* _REQUIRED ACTION_: Beginning at the first line of the data, print each line exactly, stopping after the line that contains "A single-stage vapour-compression".

>>

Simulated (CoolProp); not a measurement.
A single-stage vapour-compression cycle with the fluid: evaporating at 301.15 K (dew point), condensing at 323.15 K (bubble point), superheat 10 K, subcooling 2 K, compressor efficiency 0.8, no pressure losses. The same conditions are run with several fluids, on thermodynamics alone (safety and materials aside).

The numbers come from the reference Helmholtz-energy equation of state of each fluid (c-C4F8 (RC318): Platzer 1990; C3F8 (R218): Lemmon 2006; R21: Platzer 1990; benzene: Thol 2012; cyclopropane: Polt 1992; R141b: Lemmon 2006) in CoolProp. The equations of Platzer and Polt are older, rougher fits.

<<

* _WORKED SOLUTION_:
Simulated (CoolProp); not a measurement.
A single-stage vapour-compression cycle with the fluid: evaporating at 301.15 K (dew point), condensing at 323.15 K (bubble point), superheat 10 K, subcooling 2 K, compressor efficiency 0.8, no pressure losses. The same conditions are run with several fluids, on thermodynamics alone (safety and materials aside).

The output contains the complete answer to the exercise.